* **REQUIRED ACTION**: Here is a block of entries. Write out its lines exactly, from the first through the one containing "A: They run".

________________________________________
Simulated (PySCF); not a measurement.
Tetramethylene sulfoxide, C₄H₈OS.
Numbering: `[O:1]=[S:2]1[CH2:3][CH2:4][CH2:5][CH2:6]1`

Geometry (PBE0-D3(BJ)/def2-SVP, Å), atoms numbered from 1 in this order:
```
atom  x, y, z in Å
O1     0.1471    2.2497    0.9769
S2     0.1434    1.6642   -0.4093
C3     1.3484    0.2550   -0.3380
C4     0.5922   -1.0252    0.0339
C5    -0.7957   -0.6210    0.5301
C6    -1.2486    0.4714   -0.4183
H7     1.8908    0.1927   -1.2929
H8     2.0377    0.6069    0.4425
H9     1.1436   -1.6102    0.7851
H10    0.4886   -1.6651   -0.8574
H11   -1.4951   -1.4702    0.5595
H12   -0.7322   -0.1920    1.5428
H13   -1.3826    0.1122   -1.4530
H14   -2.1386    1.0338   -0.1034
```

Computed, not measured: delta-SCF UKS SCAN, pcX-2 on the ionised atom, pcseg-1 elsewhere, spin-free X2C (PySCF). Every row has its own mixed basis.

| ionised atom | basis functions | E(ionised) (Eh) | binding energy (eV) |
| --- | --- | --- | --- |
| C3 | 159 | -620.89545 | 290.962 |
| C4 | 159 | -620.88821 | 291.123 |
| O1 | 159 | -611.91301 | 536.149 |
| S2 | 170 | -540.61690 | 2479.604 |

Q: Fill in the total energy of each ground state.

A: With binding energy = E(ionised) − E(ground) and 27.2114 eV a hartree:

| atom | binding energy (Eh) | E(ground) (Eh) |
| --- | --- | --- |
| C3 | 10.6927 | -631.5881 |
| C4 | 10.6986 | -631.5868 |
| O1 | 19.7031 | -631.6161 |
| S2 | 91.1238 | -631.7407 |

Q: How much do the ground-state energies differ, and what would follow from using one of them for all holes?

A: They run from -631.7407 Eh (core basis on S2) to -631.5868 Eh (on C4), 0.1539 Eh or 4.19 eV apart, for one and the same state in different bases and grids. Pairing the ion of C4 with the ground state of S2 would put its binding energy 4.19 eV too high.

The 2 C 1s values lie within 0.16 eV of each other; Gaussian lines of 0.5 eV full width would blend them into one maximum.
________________________________________

* **TASK OUTPUT**:
Simulated (PySCF); not a measurement.
Tetramethylene sulfoxide, C₄H₈OS.
Numbering: `[O:1]=[S:2]1[CH2:3][CH2:4][CH2:5][CH2:6]1`

Geometry (PBE0-D3(BJ)/def2-SVP, Å), atoms numbered from 1 in this order:
```
atom  x, y, z in Å
O1     0.1471    2.2497    0.9769
S2     0.1434    1.6642   -0.4093
C3     1.3484    0.2550   -0.3380
C4     0.5922   -1.0252    0.0339
C5    -0.7957   -0.6210    0.5301
C6    -1.2486    0.4714   -0.4183
H7     1.8908    0.1927   -1.2929
H8     2.0377    0.6069    0.4425
H9     1.1436   -1.6102    0.7851
H10    0.4886   -1.6651   -0.8574
H11   -1.4951   -1.4702    0.5595
H12   -0.7322   -0.1920    1.5428
H13   -1.3826    0.1122   -1.4530
H14   -2.1386    1.0338   -0.1034
```

Computed, not measured: delta-SCF UKS SCAN, pcX-2 on the ionised atom, pcseg-1 elsewhere, spin-free X2C (PySCF). Every row has its own mixed basis.

| ionised atom | basis functions | E(ionised) (Eh) | binding energy (eV) |
| --- | --- | --- | --- |
| C3 | 159 | -620.89545 | 290.962 |
| C4 | 159 | -620.88821 | 291.123 |
| O1 | 159 | -611.91301 | 536.149 |
| S2 | 170 | -540.61690 | 2479.604 |

Q: Fill in the total energy of each ground state.

A: With binding energy = E(ionised) − E(ground) and 27.2114 eV a hartree:

| atom | binding energy (Eh) | E(ground) (Eh) |
| --- | --- | --- |
| C3 | 10.6927 | -631.5881 |
| C4 | 10.6986 | -631.5868 |
| O1 | 19.7031 | -631.6161 |
| S2 | 91.1238 | -631.7407 |

Q: How much do the ground-state energies differ, and what would follow from using one of them for all holes?

A: They run from -631.7407 Eh (core basis on S2) to -631.5868 Eh (on C4), 0.1539 Eh or 4.19 eV apart, for one and the same state in different bases and grids. Pairing the ion of C4 with the ground state of S2 would put its binding energy 4.19 eV too high.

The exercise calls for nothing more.